Exercise: Every line below between the one holding "Program: VASP 6.6.1." and the one holding "## Step 1: The cell of the first run", inclusive, should be copied exactly, and no other line.

------------------------------------

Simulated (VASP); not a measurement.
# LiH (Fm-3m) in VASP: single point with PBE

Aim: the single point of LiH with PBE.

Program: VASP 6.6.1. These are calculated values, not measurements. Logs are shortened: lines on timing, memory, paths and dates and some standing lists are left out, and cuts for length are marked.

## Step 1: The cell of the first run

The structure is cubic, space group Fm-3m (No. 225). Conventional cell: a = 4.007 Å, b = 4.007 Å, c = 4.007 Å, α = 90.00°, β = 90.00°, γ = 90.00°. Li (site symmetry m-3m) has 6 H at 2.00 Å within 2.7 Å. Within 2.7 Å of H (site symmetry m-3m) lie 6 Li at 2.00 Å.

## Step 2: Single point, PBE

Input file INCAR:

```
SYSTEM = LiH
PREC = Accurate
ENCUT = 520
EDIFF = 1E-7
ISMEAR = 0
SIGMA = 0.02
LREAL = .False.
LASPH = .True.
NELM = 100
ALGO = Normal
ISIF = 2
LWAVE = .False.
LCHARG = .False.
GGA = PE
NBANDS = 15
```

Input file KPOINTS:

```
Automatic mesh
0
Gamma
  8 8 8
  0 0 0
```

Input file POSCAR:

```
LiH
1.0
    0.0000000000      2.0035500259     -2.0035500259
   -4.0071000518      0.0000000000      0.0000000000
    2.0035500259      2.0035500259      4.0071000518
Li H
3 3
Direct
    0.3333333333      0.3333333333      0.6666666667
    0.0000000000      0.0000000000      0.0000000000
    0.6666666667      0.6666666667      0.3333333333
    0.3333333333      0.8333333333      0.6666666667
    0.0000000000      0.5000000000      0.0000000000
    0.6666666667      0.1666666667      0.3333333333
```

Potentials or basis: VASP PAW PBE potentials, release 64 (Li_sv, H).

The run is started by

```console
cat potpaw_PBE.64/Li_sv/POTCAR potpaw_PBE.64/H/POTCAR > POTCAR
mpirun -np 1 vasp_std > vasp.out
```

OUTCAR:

------------------------------------

Worked solution:
Program: VASP 6.6.1. These are calculated values, not measurements. Logs are shortened: lines on timing, memory, paths and dates and some standing lists are left out, and cuts for length are marked.

## Step 1: The cell of the first run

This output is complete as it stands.